### Source information
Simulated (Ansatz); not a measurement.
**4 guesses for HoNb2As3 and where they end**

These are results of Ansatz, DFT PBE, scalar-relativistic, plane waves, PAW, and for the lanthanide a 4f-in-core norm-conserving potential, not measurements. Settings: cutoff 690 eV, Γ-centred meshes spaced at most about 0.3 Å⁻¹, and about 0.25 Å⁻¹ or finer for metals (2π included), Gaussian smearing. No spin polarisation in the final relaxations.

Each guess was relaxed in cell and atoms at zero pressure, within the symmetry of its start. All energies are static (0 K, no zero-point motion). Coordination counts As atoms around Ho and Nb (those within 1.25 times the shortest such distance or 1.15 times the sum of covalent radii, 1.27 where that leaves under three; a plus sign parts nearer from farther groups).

### Work order
Quote each line of the data above exactly as written.

### Exercise answer
Simulated (Ansatz); not a measurement.
**4 guesses for HoNb2As3 and where they end**

These are results of Ansatz, DFT PBE, scalar-relativistic, plane waves, PAW, and for the lanthanide a 4f-in-core norm-conserving potential, not measurements. Settings: cutoff 690 eV, Γ-centred meshes spaced at most about 0.3 Å⁻¹, and about 0.25 Å⁻¹ or finer for metals (2π included), Gaussian smearing. No spin polarisation in the final relaxations.

Each guess was relaxed in cell and atoms at zero pressure, within the symmetry of its start. All energies are static (0 K, no zero-point motion). Coordination counts As atoms around Ho and Nb (those within 1.25 times the shortest such distance or 1.15 times the sum of covalent radii, 1.27 where that leaves under three; a plus sign parts nearer from farther groups).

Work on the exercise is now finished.